========================================================================

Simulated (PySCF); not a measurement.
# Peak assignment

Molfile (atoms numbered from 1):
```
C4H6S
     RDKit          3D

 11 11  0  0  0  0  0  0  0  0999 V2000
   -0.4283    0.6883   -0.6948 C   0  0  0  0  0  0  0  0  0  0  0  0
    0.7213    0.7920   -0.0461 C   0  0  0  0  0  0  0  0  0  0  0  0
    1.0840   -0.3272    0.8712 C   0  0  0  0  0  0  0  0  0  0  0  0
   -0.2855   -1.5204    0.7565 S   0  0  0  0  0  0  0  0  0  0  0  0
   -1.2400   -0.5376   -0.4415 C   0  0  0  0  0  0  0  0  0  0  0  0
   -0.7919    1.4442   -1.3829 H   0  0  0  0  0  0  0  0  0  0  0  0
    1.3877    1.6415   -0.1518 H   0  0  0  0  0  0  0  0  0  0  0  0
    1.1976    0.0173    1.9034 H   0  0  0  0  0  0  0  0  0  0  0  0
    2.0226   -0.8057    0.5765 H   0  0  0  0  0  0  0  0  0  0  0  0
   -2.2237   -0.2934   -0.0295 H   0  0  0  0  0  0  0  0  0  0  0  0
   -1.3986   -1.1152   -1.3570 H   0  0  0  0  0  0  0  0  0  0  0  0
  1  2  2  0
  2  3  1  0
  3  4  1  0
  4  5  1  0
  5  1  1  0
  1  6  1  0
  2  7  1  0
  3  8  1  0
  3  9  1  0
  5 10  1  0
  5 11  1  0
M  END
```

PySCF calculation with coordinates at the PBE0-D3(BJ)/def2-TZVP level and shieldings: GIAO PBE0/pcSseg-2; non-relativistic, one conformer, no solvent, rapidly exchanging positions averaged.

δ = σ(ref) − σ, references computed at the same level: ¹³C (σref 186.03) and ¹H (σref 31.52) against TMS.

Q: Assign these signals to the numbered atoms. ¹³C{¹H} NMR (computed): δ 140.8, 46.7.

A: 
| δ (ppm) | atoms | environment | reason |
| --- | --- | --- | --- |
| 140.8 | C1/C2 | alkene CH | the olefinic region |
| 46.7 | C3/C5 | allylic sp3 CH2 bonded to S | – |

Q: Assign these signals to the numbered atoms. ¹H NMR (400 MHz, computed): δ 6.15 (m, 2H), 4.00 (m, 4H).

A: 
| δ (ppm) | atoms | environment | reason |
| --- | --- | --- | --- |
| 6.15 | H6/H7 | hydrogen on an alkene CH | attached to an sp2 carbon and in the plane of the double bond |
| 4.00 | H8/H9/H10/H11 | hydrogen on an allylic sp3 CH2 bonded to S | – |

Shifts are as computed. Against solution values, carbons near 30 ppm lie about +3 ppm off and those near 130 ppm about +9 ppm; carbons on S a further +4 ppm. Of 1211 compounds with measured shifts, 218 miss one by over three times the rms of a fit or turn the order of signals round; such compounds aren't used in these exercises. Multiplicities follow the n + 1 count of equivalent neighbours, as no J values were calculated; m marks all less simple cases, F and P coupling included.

========================================================================

**Requirement:**
All lines in the listing above from the line containing "# Peak assignment" to the line containing "δ = σ(ref) −", inclusive, should be retyped exactly; no other lines should appear.

**Response box:**
# Peak assignment

Molfile (atoms numbered from 1):
```
C4H6S
     RDKit          3D

 11 11  0  0  0  0  0  0  0  0999 V2000
   -0.4283    0.6883   -0.6948 C   0  0  0  0  0  0  0  0  0  0  0  0
    0.7213    0.7920   -0.0461 C   0  0  0  0  0  0  0  0  0  0  0  0
    1.0840   -0.3272    0.8712 C   0  0  0  0  0  0  0  0  0  0  0  0
   -0.2855   -1.5204    0.7565 S   0  0  0  0  0  0  0  0  0  0  0  0
   -1.2400   -0.5376   -0.4415 C   0  0  0  0  0  0  0  0  0  0  0  0
   -0.7919    1.4442   -1.3829 H   0  0  0  0  0  0  0  0  0  0  0  0
    1.3877    1.6415   -0.1518 H   0  0  0  0  0  0  0  0  0  0  0  0
    1.1976    0.0173    1.9034 H   0  0  0  0  0  0  0  0  0  0  0  0
    2.0226   -0.8057    0.5765 H   0  0  0  0  0  0  0  0  0  0  0  0
   -2.2237   -0.2934   -0.0295 H   0  0  0  0  0  0  0  0  0  0  0  0
   -1.3986   -1.1152   -1.3570 H   0  0  0  0  0  0  0  0  0  0  0  0
  1  2  2  0
  2  3  1  0
  3  4  1  0
  4  5  1  0
  5  1  1  0
  1  6  1  0
  2  7  1  0
  3  8  1  0
  3  9  1  0
  5 10  1  0
  5 11  1  0
M  END
```

PySCF calculation with coordinates at the PBE0-D3(BJ)/def2-TZVP level and shieldings: GIAO PBE0/pcSseg-2; non-relativistic, one conformer, no solvent, rapidly exchanging positions averaged.

δ = σ(ref) − σ, references computed at the same level: ¹³C (σref 186.03) and ¹H (σref 31.52) against TMS.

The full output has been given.